◆ ◆ ◆

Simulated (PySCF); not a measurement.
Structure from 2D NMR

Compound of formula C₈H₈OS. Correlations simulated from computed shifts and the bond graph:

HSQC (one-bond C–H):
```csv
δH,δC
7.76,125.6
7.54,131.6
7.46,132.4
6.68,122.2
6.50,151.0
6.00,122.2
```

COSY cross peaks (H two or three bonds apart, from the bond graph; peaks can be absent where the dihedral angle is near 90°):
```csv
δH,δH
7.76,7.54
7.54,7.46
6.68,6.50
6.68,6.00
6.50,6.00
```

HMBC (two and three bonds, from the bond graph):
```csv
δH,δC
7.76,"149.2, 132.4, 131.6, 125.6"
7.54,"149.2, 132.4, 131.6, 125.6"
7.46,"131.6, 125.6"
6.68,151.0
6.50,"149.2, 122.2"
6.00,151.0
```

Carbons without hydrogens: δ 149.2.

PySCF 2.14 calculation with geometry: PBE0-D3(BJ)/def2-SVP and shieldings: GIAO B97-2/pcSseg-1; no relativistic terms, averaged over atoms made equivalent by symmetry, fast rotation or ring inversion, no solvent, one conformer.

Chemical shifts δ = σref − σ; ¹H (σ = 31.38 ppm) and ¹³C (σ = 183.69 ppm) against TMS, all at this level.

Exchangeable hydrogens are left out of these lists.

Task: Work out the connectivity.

◆ ◆ ◆

Send back exactly the lines of the listing above starting at the one with "Compound of formula" and ending at the one with "Exchangeable hydrogens are", inclusive, and no others.

■ Result:
Compound of formula C₈H₈OS. Correlations simulated from computed shifts and the bond graph:

HSQC (one-bond C–H):
```csv
δH,δC
7.76,125.6
7.54,131.6
7.46,132.4
6.68,122.2
6.50,151.0
6.00,122.2
```

COSY cross peaks (H two or three bonds apart, from the bond graph; peaks can be absent where the dihedral angle is near 90°):
```csv
δH,δH
7.76,7.54
7.54,7.46
6.68,6.50
6.68,6.00
6.50,6.00
```

HMBC (two and three bonds, from the bond graph):
```csv
δH,δC
7.76,"149.2, 132.4, 131.6, 125.6"
7.54,"149.2, 132.4, 131.6, 125.6"
7.46,"131.6, 125.6"
6.68,151.0
6.50,"149.2, 122.2"
6.00,151.0
```

Carbons without hydrogens: δ 149.2.

PySCF 2.14 calculation with geometry: PBE0-D3(BJ)/def2-SVP and shieldings: GIAO B97-2/pcSseg-1; no relativistic terms, averaged over atoms made equivalent by symmetry, fast rotation or ring inversion, no solvent, one conformer.

Chemical shifts δ = σref − σ; ¹H (σ = 31.38 ppm) and ¹³C (σ = 183.69 ppm) against TMS, all at this level.

Exchangeable hydrogens are left out of these lists.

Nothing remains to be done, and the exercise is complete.